Record excerpts:
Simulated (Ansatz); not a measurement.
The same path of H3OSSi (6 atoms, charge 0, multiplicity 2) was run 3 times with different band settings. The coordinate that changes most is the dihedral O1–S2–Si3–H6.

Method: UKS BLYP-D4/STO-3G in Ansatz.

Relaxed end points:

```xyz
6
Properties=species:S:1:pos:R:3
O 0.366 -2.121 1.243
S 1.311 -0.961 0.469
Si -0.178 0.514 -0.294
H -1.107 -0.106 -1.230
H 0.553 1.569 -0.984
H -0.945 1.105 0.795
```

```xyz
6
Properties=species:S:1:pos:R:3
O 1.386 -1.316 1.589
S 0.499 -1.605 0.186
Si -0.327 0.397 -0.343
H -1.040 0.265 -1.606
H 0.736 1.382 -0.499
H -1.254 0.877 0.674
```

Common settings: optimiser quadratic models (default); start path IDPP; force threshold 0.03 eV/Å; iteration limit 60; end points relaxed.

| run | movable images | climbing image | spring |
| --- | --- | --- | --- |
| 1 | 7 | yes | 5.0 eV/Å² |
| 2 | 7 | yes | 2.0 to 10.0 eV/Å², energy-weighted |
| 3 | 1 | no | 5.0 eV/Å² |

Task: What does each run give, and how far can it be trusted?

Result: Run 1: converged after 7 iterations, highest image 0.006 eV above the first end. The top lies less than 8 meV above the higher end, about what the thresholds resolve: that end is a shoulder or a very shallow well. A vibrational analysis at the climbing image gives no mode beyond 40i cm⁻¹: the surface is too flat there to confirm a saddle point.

Requirement: Print out every record again, exactly and in full.

Task response:
Simulated (Ansatz); not a measurement.
The same path of H3OSSi (6 atoms, charge 0, multiplicity 2) was run 3 times with different band settings. The coordinate that changes most is the dihedral O1–S2–Si3–H6.

Method: UKS BLYP-D4/STO-3G in Ansatz.

Relaxed end points:

```xyz
6
Properties=species:S:1:pos:R:3
O 0.366 -2.121 1.243
S 1.311 -0.961 0.469
Si -0.178 0.514 -0.294
H -1.107 -0.106 -1.230
H 0.553 1.569 -0.984
H -0.945 1.105 0.795
```

```xyz
6
Properties=species:S:1:pos:R:3
O 1.386 -1.316 1.589
S 0.499 -1.605 0.186
Si -0.327 0.397 -0.343
H -1.040 0.265 -1.606
H 0.736 1.382 -0.499
H -1.254 0.877 0.674
```

Common settings: optimiser quadratic models (default); start path IDPP; force threshold 0.03 eV/Å; iteration limit 60; end points relaxed.

| run | movable images | climbing image | spring |
| --- | --- | --- | --- |
| 1 | 7 | yes | 5.0 eV/Å² |
| 2 | 7 | yes | 2.0 to 10.0 eV/Å², energy-weighted |
| 3 | 1 | no | 5.0 eV/Å² |

Task: What does each run give, and how far can it be trusted?

Result: Run 1: converged after 7 iterations, highest image 0.006 eV above the first end. The top lies less than 8 meV above the higher end, about what the thresholds resolve: that end is a shoulder or a very shallow well. A vibrational analysis at the climbing image gives no mode beyond 40i cm⁻¹: the surface is too flat there to confirm a saddle point.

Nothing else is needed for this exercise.